▶ **ASSIGNMENT**:
Would you reproduce, without any alteration, the lines from the opening line of the entries through the line that has "strain energy, fitted" in it?

□ □ □ □ □ □ □
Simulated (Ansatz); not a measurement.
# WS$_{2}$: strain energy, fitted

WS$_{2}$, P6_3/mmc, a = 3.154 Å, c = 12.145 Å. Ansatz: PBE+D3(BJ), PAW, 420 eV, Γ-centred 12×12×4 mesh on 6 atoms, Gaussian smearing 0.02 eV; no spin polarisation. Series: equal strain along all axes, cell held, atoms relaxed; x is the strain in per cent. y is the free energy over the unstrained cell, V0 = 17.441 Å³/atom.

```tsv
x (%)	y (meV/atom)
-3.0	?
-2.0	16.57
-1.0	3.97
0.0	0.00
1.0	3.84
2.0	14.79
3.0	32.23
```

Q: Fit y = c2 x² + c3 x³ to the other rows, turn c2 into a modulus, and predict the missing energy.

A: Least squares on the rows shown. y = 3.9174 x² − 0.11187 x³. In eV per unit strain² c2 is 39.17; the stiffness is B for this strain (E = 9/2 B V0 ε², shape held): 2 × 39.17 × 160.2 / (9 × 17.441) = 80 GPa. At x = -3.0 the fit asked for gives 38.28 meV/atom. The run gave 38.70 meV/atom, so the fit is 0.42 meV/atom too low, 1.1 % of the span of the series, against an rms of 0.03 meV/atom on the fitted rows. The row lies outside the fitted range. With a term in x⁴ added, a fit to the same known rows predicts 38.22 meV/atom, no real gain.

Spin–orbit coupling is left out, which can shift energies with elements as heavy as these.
□ □ □ □ □ □ □

▶ **YOUR RESPONSE**:
Simulated (Ansatz); not a measurement.
# WS$_{2}$: strain energy, fitted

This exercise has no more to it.